■ **Activity**
Beginning at the top of the material, repeat each line exactly, and stop once the line with "Aim: predict the" has been written.

■ **Information given**
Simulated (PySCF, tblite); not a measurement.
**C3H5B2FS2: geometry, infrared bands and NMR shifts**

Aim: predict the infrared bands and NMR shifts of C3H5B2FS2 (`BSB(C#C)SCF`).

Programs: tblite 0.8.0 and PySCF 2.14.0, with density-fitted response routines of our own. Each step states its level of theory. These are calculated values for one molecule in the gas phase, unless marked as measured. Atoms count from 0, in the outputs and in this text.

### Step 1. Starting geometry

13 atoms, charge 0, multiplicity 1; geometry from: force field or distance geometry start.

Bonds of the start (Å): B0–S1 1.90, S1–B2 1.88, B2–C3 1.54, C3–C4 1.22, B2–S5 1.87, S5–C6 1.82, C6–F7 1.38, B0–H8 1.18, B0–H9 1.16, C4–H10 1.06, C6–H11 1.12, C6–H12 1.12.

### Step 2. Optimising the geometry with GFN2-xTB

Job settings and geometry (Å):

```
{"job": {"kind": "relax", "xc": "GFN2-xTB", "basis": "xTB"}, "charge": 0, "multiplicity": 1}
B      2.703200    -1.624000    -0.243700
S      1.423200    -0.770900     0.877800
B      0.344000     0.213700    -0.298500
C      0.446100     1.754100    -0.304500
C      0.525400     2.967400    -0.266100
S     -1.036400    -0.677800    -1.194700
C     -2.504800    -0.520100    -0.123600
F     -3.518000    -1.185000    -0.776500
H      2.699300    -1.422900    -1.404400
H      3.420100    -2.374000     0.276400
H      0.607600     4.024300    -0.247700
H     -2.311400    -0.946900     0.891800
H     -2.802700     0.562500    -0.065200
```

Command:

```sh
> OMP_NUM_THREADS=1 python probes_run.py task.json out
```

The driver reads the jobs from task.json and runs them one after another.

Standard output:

■ **Exercise answer**
Simulated (PySCF, tblite); not a measurement.
**C3H5B2FS2: geometry, infrared bands and NMR shifts**

Aim: predict the infrared bands and NMR shifts of C3H5B2FS2 (`BSB(C#C)SCF`).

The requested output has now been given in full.